Provided material:
☆ ☆ ☆

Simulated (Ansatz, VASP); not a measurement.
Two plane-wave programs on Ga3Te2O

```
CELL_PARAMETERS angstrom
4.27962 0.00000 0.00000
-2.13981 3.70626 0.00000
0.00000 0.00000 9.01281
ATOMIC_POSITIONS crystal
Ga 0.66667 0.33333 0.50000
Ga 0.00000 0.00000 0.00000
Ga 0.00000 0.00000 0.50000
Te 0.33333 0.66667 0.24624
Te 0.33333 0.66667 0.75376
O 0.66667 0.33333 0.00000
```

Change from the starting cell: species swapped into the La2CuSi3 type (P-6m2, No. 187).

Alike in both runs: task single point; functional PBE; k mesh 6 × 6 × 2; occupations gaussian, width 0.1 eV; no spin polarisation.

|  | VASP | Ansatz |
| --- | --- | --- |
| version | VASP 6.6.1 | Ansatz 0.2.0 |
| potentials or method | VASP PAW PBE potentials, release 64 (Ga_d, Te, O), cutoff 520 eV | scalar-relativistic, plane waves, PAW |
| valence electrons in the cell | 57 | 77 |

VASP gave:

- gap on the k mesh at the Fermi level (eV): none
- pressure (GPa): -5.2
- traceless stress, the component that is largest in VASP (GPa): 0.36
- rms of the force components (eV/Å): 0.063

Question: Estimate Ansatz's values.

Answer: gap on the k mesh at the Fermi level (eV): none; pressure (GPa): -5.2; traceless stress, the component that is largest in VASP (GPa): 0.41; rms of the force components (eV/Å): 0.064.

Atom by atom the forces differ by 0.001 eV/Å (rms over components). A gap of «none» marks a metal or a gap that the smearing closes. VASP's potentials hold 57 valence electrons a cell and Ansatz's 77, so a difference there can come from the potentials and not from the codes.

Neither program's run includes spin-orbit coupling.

☆ ☆ ☆

Brief:
Using only the entries above, output the line with "Two plane-wave programs on Ga3Te2O", the line with "waves, PAW |", and all lines between them, exactly as they stand.

Written reply:
Two plane-wave programs on Ga3Te2O

```
CELL_PARAMETERS angstrom
4.27962 0.00000 0.00000
-2.13981 3.70626 0.00000
0.00000 0.00000 9.01281
ATOMIC_POSITIONS crystal
Ga 0.66667 0.33333 0.50000
Ga 0.00000 0.00000 0.00000
Ga 0.00000 0.00000 0.50000
Te 0.33333 0.66667 0.24624
Te 0.33333 0.66667 0.75376
O 0.66667 0.33333 0.00000
```

Change from the starting cell: species swapped into the La2CuSi3 type (P-6m2, No. 187).

Alike in both runs: task single point; functional PBE; k mesh 6 × 6 × 2; occupations gaussian, width 0.1 eV; no spin polarisation.

|  | VASP | Ansatz |
| --- | --- | --- |
| version | VASP 6.6.1 | Ansatz 0.2.0 |
| potentials or method | VASP PAW PBE potentials, release 64 (Ga_d, Te, O), cutoff 520 eV | scalar-relativistic, plane waves, PAW |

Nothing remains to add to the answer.